Both the line with "SnO (space group" and the line with "1.31 | 0.00 |" in the records below must appear in the output, along with every line between them, exactly and with nothing added.

====== RAW DATA

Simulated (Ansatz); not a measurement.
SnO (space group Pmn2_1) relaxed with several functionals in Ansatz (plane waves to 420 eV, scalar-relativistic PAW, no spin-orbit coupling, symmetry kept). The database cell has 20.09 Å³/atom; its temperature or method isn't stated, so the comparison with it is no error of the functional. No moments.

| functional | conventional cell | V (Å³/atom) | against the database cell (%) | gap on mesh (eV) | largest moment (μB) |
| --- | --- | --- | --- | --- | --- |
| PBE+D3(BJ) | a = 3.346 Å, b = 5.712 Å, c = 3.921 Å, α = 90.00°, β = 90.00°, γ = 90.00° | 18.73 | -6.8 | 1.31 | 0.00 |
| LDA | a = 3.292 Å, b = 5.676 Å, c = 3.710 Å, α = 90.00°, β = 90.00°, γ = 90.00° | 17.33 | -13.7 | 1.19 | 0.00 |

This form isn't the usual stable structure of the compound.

============

→ YOUR SOLUTION:
SnO (space group Pmn2_1) relaxed with several functionals in Ansatz (plane waves to 420 eV, scalar-relativistic PAW, no spin-orbit coupling, symmetry kept). The database cell has 20.09 Å³/atom; its temperature or method isn't stated, so the comparison with it is no error of the functional. No moments.

| functional | conventional cell | V (Å³/atom) | against the database cell (%) | gap on mesh (eV) | largest moment (μB) |
| --- | --- | --- | --- | --- | --- |
| PBE+D3(BJ) | a = 3.346 Å, b = 5.712 Å, c = 3.921 Å, α = 90.00°, β = 90.00°, γ = 90.00° | 18.73 | -6.8 | 1.31 | 0.00 |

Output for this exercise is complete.